Work task => Output only the lines of the entries that follow, starting at the one with "μB per cell |" and running down to the one with "(atom 6) -0.05 |", both included and unchanged.

______

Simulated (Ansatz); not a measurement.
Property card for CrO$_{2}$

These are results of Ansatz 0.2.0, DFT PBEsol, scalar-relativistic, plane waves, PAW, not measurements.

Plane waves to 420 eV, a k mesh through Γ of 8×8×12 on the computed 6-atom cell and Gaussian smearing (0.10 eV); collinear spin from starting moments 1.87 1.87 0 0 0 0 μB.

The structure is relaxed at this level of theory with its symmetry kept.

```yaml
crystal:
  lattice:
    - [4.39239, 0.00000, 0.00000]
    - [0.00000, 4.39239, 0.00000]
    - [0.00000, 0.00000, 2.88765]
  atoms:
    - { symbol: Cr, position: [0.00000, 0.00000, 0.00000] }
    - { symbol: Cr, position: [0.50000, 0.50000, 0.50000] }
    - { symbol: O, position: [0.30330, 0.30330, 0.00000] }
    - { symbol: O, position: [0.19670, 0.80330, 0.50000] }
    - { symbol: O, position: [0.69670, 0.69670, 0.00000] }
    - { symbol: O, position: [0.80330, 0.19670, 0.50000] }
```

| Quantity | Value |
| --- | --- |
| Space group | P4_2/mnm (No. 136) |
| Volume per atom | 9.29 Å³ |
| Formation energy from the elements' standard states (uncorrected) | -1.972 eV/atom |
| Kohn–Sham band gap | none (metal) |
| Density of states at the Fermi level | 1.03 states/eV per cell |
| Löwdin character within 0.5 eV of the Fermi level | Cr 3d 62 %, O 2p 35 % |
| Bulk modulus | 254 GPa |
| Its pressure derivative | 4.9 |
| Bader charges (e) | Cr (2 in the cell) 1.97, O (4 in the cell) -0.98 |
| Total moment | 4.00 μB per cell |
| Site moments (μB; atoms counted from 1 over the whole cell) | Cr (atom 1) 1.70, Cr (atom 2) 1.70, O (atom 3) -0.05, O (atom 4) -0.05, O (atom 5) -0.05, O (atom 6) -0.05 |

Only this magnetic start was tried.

______

Expected answer =>
| Total moment | 4.00 μB per cell |
| Site moments (μB; atoms counted from 1 over the whole cell) | Cr (atom 1) 1.70, Cr (atom 2) 1.70, O (atom 3) -0.05, O (atom 4) -0.05, O (atom 5) -0.05, O (atom 6) -0.05 |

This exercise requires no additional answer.